§ **Given records**:
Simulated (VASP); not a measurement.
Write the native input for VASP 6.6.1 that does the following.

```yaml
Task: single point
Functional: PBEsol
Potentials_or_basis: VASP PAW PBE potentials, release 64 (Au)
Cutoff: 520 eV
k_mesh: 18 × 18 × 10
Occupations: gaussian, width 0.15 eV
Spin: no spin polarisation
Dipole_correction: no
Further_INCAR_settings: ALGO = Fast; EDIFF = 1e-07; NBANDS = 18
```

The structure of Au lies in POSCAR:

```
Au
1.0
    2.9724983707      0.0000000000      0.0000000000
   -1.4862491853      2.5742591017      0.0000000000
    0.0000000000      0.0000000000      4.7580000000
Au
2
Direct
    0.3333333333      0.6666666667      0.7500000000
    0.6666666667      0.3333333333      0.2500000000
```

§ **Task item**:
Transcribe the data. Leave every line exactly as it is.

§ **Worked solution**:
Simulated (VASP); not a measurement.
Write the native input for VASP 6.6.1 that does the following.

```yaml
Task: single point
Functional: PBEsol
Potentials_or_basis: VASP PAW PBE potentials, release 64 (Au)
Cutoff: 520 eV
k_mesh: 18 × 18 × 10
Occupations: gaussian, width 0.15 eV
Spin: no spin polarisation
Dipole_correction: no
Further_INCAR_settings: ALGO = Fast; EDIFF = 1e-07; NBANDS = 18
```

The structure of Au lies in POSCAR:

```
Au
1.0
    2.9724983707      0.0000000000      0.0000000000
   -1.4862491853      2.5742591017      0.0000000000
    0.0000000000      0.0000000000      4.7580000000
Au
2
Direct
    0.3333333333      0.6666666667      0.7500000000
    0.6666666667      0.3333333333      0.2500000000
```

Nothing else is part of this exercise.